◆ **Assignment**: Would you reproduce exactly the lines below from the one holding "Energy landscape of" through the one holding "The lowest grid", inclusive, and no others?

◆ **Records supplied**:
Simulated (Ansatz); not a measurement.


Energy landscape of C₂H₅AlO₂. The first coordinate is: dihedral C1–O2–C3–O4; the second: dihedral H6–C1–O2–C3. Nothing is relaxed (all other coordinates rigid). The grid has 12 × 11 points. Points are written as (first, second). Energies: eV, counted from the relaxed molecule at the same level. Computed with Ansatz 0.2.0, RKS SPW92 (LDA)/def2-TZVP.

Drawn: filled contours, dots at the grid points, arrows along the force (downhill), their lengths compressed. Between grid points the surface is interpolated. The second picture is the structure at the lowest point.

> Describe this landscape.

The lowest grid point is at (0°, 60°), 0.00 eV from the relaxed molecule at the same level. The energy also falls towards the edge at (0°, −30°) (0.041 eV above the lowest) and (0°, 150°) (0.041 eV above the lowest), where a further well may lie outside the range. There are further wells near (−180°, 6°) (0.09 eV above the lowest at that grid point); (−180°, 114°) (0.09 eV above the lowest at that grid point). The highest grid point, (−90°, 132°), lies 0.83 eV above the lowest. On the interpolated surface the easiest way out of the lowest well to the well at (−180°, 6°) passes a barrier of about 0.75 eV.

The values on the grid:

◆ **Reply**:
Energy landscape of C₂H₅AlO₂. The first coordinate is: dihedral C1–O2–C3–O4; the second: dihedral H6–C1–O2–C3. Nothing is relaxed (all other coordinates rigid). The grid has 12 × 11 points. Points are written as (first, second). Energies: eV, counted from the relaxed molecule at the same level. Computed with Ansatz 0.2.0, RKS SPW92 (LDA)/def2-TZVP.

Drawn: filled contours, dots at the grid points, arrows along the force (downhill), their lengths compressed. Between grid points the surface is interpolated. The second picture is the structure at the lowest point.

> Describe this landscape.

The lowest grid point is at (0°, 60°), 0.00 eV from the relaxed molecule at the same level. The energy also falls towards the edge at (0°, −30°) (0.041 eV above the lowest) and (0°, 150°) (0.041 eV above the lowest), where a further well may lie outside the range. There are further wells near (−180°, 6°) (0.09 eV above the lowest at that grid point); (−180°, 114°) (0.09 eV above the lowest at that grid point). The highest grid point, (−90°, 132°), lies 0.83 eV above the lowest. On the interpolated surface the easiest way out of the lowest well to the well at (−180°, 6°) passes a barrier of about 0.75 eV.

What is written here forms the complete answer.